Action item: Return every entry in the listing word for word.

Material shown:
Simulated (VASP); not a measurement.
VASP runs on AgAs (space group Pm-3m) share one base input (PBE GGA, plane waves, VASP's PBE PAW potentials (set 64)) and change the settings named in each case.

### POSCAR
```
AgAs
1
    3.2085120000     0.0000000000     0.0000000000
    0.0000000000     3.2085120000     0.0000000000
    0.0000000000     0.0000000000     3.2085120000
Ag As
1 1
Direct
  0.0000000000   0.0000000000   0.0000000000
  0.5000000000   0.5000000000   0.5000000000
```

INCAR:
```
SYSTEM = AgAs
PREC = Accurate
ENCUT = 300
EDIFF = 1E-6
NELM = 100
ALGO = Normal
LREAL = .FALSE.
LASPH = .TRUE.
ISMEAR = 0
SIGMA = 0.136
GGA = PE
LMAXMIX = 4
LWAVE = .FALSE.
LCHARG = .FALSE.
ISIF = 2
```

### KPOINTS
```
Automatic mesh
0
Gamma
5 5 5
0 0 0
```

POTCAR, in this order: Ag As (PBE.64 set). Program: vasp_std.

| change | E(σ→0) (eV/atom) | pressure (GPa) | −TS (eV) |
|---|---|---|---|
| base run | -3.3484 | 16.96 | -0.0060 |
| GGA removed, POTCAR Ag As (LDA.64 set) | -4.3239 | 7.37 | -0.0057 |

Task result:
Simulated (VASP); not a measurement.
VASP runs on AgAs (space group Pm-3m) share one base input (PBE GGA, plane waves, VASP's PBE PAW potentials (set 64)) and change the settings named in each case.

### POSCAR
```
AgAs
1
    3.2085120000     0.0000000000     0.0000000000
    0.0000000000     3.2085120000     0.0000000000
    0.0000000000     0.0000000000     3.2085120000
Ag As
1 1
Direct
  0.0000000000   0.0000000000   0.0000000000
  0.5000000000   0.5000000000   0.5000000000
```

INCAR:
```
SYSTEM = AgAs
PREC = Accurate
ENCUT = 300
EDIFF = 1E-6
NELM = 100
ALGO = Normal
LREAL = .FALSE.
LASPH = .TRUE.
ISMEAR = 0
SIGMA = 0.136
GGA = PE
LMAXMIX = 4
LWAVE = .FALSE.
LCHARG = .FALSE.
ISIF = 2
```

### KPOINTS
```
Automatic mesh
0
Gamma
5 5 5
0 0 0
```

POTCAR, in this order: Ag As (PBE.64 set). Program: vasp_std.

| change | E(σ→0) (eV/atom) | pressure (GPa) | −TS (eV) |
|---|---|---|---|
| base run | -3.3484 | 16.96 | -0.0060 |
| GGA removed, POTCAR Ag As (LDA.64 set) | -4.3239 | 7.37 | -0.0057 |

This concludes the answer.